** Supplied information **
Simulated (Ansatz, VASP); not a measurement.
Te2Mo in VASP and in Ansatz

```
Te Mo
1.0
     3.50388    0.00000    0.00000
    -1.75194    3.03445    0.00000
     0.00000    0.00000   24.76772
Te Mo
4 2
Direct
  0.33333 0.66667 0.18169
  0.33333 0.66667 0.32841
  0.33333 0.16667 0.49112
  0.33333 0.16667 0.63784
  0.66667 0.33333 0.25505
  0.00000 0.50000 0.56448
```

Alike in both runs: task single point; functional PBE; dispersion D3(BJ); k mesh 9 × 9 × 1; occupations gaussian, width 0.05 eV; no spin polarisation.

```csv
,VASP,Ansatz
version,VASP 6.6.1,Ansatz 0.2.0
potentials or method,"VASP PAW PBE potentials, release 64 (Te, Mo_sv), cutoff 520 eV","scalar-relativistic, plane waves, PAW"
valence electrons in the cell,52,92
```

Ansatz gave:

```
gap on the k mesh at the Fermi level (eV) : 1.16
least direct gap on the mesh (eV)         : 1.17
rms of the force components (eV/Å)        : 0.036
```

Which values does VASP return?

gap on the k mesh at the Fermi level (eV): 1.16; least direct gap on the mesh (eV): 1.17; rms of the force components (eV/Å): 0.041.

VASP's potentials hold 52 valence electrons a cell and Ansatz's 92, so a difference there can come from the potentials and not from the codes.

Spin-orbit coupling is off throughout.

** Work order **
Repeat every line of the data precisely.

** Worked solution **
Simulated (Ansatz, VASP); not a measurement.
Te2Mo in VASP and in Ansatz

```
Te Mo
1.0
     3.50388    0.00000    0.00000
    -1.75194    3.03445    0.00000
     0.00000    0.00000   24.76772
Te Mo
4 2
Direct
  0.33333 0.66667 0.18169
  0.33333 0.66667 0.32841
  0.33333 0.16667 0.49112
  0.33333 0.16667 0.63784
  0.66667 0.33333 0.25505
  0.00000 0.50000 0.56448
```

Alike in both runs: task single point; functional PBE; dispersion D3(BJ); k mesh 9 × 9 × 1; occupations gaussian, width 0.05 eV; no spin polarisation.

```csv
,VASP,Ansatz
version,VASP 6.6.1,Ansatz 0.2.0
potentials or method,"VASP PAW PBE potentials, release 64 (Te, Mo_sv), cutoff 520 eV","scalar-relativistic, plane waves, PAW"
valence electrons in the cell,52,92
```

Ansatz gave:

```
gap on the k mesh at the Fermi level (eV) : 1.16
least direct gap on the mesh (eV)         : 1.17
rms of the force components (eV/Å)        : 0.036
```

Which values does VASP return?

gap on the k mesh at the Fermi level (eV): 1.16; least direct gap on the mesh (eV): 1.17; rms of the force components (eV/Å): 0.041.

VASP's potentials hold 52 valence electrons a cell and Ansatz's 92, so a difference there can come from the potentials and not from the codes.

Spin-orbit coupling is off throughout.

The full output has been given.